Activity:
When the line with "Alike in both" appears below, start repeating lines exactly, and keep going through the line with "Ansatz 0.2.0 |"; add nothing outside that span.

* * * *
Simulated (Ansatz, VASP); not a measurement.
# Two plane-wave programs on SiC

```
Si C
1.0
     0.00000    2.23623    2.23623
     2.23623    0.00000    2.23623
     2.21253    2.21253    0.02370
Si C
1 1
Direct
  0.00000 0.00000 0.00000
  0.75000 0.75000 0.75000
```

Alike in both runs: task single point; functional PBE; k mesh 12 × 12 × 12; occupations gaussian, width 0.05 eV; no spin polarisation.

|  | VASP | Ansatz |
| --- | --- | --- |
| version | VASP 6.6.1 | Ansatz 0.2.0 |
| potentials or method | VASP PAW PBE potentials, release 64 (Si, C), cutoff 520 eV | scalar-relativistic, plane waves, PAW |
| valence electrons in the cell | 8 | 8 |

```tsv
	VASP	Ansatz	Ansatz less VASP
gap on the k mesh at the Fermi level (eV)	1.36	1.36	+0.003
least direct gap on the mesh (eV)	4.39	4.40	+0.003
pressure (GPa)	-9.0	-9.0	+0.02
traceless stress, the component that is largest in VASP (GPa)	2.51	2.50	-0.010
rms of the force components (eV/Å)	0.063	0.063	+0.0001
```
* * * *

Your response:
Alike in both runs: task single point; functional PBE; k mesh 12 × 12 × 12; occupations gaussian, width 0.05 eV; no spin polarisation.

|  | VASP | Ansatz |
| --- | --- | --- |
| version | VASP 6.6.1 | Ansatz 0.2.0 |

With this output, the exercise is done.